→ ACTIVITY
Please output, without any change, the lines of the material below from the very first through the one with "POTCAR, in this".

→ RECORDS SUPPLIED
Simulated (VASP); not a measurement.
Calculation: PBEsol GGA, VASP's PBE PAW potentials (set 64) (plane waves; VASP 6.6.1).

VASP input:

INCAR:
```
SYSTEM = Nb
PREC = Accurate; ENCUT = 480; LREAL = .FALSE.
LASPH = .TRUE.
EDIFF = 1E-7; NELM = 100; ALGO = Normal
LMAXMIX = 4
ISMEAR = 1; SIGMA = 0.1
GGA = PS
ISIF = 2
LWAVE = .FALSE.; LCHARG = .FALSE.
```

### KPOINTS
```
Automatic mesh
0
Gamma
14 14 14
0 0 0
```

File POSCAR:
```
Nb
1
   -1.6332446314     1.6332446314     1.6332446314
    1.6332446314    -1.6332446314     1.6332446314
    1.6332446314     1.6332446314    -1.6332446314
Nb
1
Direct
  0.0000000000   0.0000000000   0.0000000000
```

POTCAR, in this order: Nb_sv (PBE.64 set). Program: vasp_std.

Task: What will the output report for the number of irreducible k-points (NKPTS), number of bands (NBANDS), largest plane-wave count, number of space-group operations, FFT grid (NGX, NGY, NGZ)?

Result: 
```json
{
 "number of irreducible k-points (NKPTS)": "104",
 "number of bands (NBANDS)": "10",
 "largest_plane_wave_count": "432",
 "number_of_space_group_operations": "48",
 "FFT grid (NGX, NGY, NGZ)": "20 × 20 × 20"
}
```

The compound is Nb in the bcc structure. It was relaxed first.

→ ANSWER SPACE
Simulated (VASP); not a measurement.
Calculation: PBEsol GGA, VASP's PBE PAW potentials (set 64) (plane waves; VASP 6.6.1).

VASP input:

INCAR:
```
SYSTEM = Nb
PREC = Accurate; ENCUT = 480; LREAL = .FALSE.
LASPH = .TRUE.
EDIFF = 1E-7; NELM = 100; ALGO = Normal
LMAXMIX = 4
ISMEAR = 1; SIGMA = 0.1
GGA = PS
ISIF = 2
LWAVE = .FALSE.; LCHARG = .FALSE.
```

### KPOINTS
```
Automatic mesh
0
Gamma
14 14 14
0 0 0
```

File POSCAR:
```
Nb
1
   -1.6332446314     1.6332446314     1.6332446314
    1.6332446314    -1.6332446314     1.6332446314
    1.6332446314     1.6332446314    -1.6332446314
Nb
1
Direct
  0.0000000000   0.0000000000   0.0000000000
```

POTCAR, in this order: Nb_sv (PBE.64 set). Program: vasp_std.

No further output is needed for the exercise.